Record set ::
+++++
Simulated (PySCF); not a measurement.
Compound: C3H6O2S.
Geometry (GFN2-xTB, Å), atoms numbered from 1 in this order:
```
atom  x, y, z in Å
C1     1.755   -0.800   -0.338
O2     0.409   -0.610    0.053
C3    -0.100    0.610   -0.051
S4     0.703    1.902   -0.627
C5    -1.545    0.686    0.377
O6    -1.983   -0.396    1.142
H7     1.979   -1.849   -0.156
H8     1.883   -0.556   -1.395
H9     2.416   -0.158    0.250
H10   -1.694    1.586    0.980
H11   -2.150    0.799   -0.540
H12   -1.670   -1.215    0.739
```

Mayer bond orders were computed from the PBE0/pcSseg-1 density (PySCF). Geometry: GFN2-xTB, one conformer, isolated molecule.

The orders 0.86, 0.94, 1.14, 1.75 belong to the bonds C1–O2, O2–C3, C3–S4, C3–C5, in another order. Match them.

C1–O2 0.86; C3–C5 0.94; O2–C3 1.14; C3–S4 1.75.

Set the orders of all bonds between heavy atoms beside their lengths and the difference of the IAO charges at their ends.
+++++

Requirement ::
The records above should be repeated exactly. Print them all.

Response ::
Simulated (PySCF); not a measurement.
Compound: C3H6O2S.
Geometry (GFN2-xTB, Å), atoms numbered from 1 in this order:
```
atom  x, y, z in Å
C1     1.755   -0.800   -0.338
O2     0.409   -0.610    0.053
C3    -0.100    0.610   -0.051
S4     0.703    1.902   -0.627
C5    -1.545    0.686    0.377
O6    -1.983   -0.396    1.142
H7     1.979   -1.849   -0.156
H8     1.883   -0.556   -1.395
H9     2.416   -0.158    0.250
H10   -1.694    1.586    0.980
H11   -2.150    0.799   -0.540
H12   -1.670   -1.215    0.739
```

Mayer bond orders were computed from the PBE0/pcSseg-1 density (PySCF). Geometry: GFN2-xTB, one conformer, isolated molecule.

The orders 0.86, 0.94, 1.14, 1.75 belong to the bonds C1–O2, O2–C3, C3–S4, C3–C5, in another order. Match them.

C1–O2 0.86; C3–C5 0.94; O2–C3 1.14; C3–S4 1.75.

Set the orders of all bonds between heavy atoms beside their lengths and the difference of the IAO charges at their ends.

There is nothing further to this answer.